The entries are to be output once more, word for word.

╭─ Provided data

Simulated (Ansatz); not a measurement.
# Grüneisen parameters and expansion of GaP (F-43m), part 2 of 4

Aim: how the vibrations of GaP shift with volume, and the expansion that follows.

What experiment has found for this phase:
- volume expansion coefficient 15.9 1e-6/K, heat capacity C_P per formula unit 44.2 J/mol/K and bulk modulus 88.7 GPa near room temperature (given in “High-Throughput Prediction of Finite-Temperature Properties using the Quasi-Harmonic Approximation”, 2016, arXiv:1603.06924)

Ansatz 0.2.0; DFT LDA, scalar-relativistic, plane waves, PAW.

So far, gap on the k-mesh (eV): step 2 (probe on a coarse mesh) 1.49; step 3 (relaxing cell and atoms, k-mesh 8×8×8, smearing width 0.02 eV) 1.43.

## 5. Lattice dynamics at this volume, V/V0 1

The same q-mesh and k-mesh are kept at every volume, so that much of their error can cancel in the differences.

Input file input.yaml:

╰─

Worked solution:
Simulated (Ansatz); not a measurement.
# Grüneisen parameters and expansion of GaP (F-43m), part 2 of 4

Aim: how the vibrations of GaP shift with volume, and the expansion that follows.

What experiment has found for this phase:
- volume expansion coefficient 15.9 1e-6/K, heat capacity C_P per formula unit 44.2 J/mol/K and bulk modulus 88.7 GPa near room temperature (given in “High-Throughput Prediction of Finite-Temperature Properties using the Quasi-Harmonic Approximation”, 2016, arXiv:1603.06924)

Ansatz 0.2.0; DFT LDA, scalar-relativistic, plane waves, PAW.

So far, gap on the k-mesh (eV): step 2 (probe on a coarse mesh) 1.49; step 3 (relaxing cell and atoms, k-mesh 8×8×8, smearing width 0.02 eV) 1.43.

## 5. Lattice dynamics at this volume, V/V0 1

The same q-mesh and k-mesh are kept at every volume, so that much of their error can cancel in the differences.

Input file input.yaml:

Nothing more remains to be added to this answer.